**Work task**
Include in the output exactly the lines from the opening of the data through the line containing "Where is the", and nothing more.

**Study material**
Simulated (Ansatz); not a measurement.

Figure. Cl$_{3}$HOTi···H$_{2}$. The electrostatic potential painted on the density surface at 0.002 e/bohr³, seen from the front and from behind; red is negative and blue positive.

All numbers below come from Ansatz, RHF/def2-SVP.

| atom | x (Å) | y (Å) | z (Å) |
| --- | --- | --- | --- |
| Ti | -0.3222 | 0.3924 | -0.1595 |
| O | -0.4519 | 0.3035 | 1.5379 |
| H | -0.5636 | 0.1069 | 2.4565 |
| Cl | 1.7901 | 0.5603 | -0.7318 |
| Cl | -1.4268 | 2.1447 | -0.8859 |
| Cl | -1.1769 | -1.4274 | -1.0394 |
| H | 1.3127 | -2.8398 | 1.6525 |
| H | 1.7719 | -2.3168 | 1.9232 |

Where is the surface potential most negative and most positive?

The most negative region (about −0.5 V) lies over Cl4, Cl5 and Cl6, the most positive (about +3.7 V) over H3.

**Written solution**
Simulated (Ansatz); not a measurement.

Figure. Cl$_{3}$HOTi···H$_{2}$. The electrostatic potential painted on the density surface at 0.002 e/bohr³, seen from the front and from behind; red is negative and blue positive.

All numbers below come from Ansatz, RHF/def2-SVP.

| atom | x (Å) | y (Å) | z (Å) |
| --- | --- | --- | --- |
| Ti | -0.3222 | 0.3924 | -0.1595 |
| O | -0.4519 | 0.3035 | 1.5379 |
| H | -0.5636 | 0.1069 | 2.4565 |
| Cl | 1.7901 | 0.5603 | -0.7318 |
| Cl | -1.4268 | 2.1447 | -0.8859 |
| Cl | -1.1769 | -1.4274 | -1.0394 |
| H | 1.3127 | -2.8398 | 1.6525 |
| H | 1.7719 | -2.3168 | 1.9232 |

Where is the surface potential most negative and most positive?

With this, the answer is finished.